[[ Listed records open ]]
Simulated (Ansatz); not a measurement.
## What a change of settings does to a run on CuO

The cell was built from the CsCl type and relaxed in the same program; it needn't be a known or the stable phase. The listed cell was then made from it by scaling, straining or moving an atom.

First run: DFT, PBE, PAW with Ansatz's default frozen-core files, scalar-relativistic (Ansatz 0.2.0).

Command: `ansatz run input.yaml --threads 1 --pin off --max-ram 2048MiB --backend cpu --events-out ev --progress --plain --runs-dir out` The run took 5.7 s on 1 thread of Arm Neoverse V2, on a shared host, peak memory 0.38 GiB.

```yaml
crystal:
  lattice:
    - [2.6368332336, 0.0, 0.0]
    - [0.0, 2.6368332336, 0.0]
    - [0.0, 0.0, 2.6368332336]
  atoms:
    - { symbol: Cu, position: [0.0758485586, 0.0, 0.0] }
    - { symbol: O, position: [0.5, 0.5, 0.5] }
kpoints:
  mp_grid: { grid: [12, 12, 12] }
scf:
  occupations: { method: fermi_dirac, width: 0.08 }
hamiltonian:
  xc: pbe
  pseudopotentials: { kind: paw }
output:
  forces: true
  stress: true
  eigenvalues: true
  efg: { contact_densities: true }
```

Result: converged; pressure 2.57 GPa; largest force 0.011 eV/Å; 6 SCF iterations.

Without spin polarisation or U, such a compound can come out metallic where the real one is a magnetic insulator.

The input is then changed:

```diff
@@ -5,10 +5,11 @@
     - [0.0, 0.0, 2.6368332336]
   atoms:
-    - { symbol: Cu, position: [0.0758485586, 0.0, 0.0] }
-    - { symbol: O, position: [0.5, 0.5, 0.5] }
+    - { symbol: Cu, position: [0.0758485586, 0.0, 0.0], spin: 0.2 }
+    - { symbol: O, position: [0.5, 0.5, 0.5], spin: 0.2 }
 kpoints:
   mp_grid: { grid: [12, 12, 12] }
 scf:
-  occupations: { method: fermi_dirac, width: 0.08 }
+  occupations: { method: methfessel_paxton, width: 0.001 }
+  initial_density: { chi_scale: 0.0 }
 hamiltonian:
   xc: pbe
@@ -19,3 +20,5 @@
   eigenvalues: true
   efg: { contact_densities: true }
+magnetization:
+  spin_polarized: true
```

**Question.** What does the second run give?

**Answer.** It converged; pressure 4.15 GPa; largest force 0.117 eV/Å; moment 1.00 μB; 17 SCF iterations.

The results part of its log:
[[ Listed records closed ]]

Exercise
Only the lines above, from the first through the one holding "The cell was", are to be output, and they must be copied exactly.

Reply
Simulated (Ansatz); not a measurement.
## What a change of settings does to a run on CuO

The cell was built from the CsCl type and relaxed in the same program; it needn't be a known or the stable phase. The listed cell was then made from it by scaling, straining or moving an atom.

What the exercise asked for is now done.